··········
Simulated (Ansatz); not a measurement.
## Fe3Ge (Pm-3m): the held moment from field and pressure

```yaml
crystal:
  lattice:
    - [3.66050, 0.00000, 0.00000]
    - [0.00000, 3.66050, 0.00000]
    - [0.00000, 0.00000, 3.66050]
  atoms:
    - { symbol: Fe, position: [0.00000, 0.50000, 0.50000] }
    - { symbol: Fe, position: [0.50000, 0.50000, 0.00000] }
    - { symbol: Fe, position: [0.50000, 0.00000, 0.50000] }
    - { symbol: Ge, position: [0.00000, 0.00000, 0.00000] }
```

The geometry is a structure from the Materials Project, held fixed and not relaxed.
··········

All of the material, restated exactly, is the expected result.

Simulated (Ansatz); not a measurement.
## Fe3Ge (Pm-3m): the held moment from field and pressure

```yaml
crystal:
  lattice:
    - [3.66050, 0.00000, 0.00000]
    - [0.00000, 3.66050, 0.00000]
    - [0.00000, 0.00000, 3.66050]
  atoms:
    - { symbol: Fe, position: [0.00000, 0.50000, 0.50000] }
    - { symbol: Fe, position: [0.50000, 0.50000, 0.00000] }
    - { symbol: Fe, position: [0.50000, 0.00000, 0.50000] }
    - { symbol: Ge, position: [0.00000, 0.00000, 0.00000] }
```

The geometry is a structure from the Materials Project, held fixed and not relaxed.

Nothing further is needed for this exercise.